> **Given entries**:
======

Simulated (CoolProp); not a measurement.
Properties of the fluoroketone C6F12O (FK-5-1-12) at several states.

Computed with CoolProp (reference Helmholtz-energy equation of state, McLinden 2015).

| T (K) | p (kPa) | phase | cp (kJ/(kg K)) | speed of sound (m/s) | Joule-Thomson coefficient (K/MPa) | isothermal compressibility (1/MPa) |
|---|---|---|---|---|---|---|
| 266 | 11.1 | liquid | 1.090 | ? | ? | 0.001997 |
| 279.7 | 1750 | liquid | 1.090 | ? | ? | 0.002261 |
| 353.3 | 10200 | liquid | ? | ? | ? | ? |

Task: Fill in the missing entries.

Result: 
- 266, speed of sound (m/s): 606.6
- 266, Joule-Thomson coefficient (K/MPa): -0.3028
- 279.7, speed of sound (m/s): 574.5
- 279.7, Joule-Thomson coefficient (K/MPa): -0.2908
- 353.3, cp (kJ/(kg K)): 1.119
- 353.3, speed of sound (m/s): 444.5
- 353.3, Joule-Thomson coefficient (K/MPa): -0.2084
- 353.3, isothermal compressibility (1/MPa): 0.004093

======

> **Work order**: Repeat the entries verbatim through the line with "- 353.3, Joule-Thomson".

> **Exercise solution**:
Simulated (CoolProp); not a measurement.
Properties of the fluoroketone C6F12O (FK-5-1-12) at several states.

Computed with CoolProp (reference Helmholtz-energy equation of state, McLinden 2015).

| T (K) | p (kPa) | phase | cp (kJ/(kg K)) | speed of sound (m/s) | Joule-Thomson coefficient (K/MPa) | isothermal compressibility (1/MPa) |
|---|---|---|---|---|---|---|
| 266 | 11.1 | liquid | 1.090 | ? | ? | 0.001997 |
| 279.7 | 1750 | liquid | 1.090 | ? | ? | 0.002261 |
| 353.3 | 10200 | liquid | ? | ? | ? | ? |

Task: Fill in the missing entries.

Result: 
- 266, speed of sound (m/s): 606.6
- 266, Joule-Thomson coefficient (K/MPa): -0.3028
- 279.7, speed of sound (m/s): 574.5
- 279.7, Joule-Thomson coefficient (K/MPa): -0.2908
- 353.3, cp (kJ/(kg K)): 1.119
- 353.3, speed of sound (m/s): 444.5
- 353.3, Joule-Thomson coefficient (K/MPa): -0.2084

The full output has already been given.